◆ Required action ◆
Up to and including the line with "## 1. The molecule", repeat every line of the listing exactly, beginning at the first.

◆ Listed entries ◆
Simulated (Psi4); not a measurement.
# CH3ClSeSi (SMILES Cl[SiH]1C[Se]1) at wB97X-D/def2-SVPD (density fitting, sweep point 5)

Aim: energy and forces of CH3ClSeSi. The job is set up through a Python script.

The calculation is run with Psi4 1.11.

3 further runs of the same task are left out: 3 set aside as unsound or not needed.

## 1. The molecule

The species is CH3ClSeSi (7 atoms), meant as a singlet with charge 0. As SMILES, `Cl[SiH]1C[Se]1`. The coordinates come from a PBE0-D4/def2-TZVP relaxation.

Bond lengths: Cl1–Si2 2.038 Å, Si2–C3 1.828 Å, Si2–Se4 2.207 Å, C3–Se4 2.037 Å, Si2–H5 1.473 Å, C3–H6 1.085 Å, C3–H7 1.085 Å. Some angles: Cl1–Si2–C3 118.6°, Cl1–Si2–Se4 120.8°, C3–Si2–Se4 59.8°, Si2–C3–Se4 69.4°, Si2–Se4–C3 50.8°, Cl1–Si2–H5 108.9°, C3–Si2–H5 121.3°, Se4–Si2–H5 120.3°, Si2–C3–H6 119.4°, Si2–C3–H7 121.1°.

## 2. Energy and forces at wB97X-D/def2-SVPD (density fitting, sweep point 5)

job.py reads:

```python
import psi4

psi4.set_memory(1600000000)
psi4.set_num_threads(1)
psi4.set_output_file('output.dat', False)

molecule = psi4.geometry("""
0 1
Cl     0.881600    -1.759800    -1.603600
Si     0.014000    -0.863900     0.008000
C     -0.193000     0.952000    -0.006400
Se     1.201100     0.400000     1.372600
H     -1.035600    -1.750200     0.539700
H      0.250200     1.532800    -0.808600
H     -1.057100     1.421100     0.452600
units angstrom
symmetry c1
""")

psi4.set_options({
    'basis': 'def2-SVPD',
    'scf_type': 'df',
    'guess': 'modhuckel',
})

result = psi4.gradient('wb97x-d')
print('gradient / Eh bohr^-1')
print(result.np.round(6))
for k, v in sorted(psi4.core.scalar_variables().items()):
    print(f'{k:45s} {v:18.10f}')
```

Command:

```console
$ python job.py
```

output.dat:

◆ Exercise solution ◆
Simulated (Psi4); not a measurement.
# CH3ClSeSi (SMILES Cl[SiH]1C[Se]1) at wB97X-D/def2-SVPD (density fitting, sweep point 5)

Aim: energy and forces of CH3ClSeSi. The job is set up through a Python script.

The calculation is run with Psi4 1.11.

3 further runs of the same task are left out: 3 set aside as unsound or not needed.

## 1. The molecule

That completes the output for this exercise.